________________

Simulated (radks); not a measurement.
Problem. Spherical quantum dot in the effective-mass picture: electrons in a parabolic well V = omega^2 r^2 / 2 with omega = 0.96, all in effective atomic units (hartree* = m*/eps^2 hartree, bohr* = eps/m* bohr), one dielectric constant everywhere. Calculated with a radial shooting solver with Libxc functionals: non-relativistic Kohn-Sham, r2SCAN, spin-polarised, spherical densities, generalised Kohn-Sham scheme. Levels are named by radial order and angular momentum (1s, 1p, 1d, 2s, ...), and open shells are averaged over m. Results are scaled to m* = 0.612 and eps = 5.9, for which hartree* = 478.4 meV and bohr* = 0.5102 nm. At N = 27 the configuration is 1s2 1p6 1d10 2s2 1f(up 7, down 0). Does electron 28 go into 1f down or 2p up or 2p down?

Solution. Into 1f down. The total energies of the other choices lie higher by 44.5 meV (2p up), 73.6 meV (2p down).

________________

Exercise: Please reproduce, exactly as written, the lines of the records from the first line through the one containing "Problem. Spherical quantum".

Solution:
Simulated (radks); not a measurement.
Problem. Spherical quantum dot in the effective-mass picture: electrons in a parabolic well V = omega^2 r^2 / 2 with omega = 0.96, all in effective atomic units (hartree* = m*/eps^2 hartree, bohr* = eps/m* bohr), one dielectric constant everywhere. Calculated with a radial shooting solver with Libxc functionals: non-relativistic Kohn-Sham, r2SCAN, spin-polarised, spherical densities, generalised Kohn-Sham scheme. Levels are named by radial order and angular momentum (1s, 1p, 1d, 2s, ...), and open shells are averaged over m. Results are scaled to m* = 0.612 and eps = 5.9, for which hartree* = 478.4 meV and bohr* = 0.5102 nm. At N = 27 the configuration is 1s2 1p6 1d10 2s2 1f(up 7, down 0). Does electron 28 go into 1f down or 2p up or 2p down?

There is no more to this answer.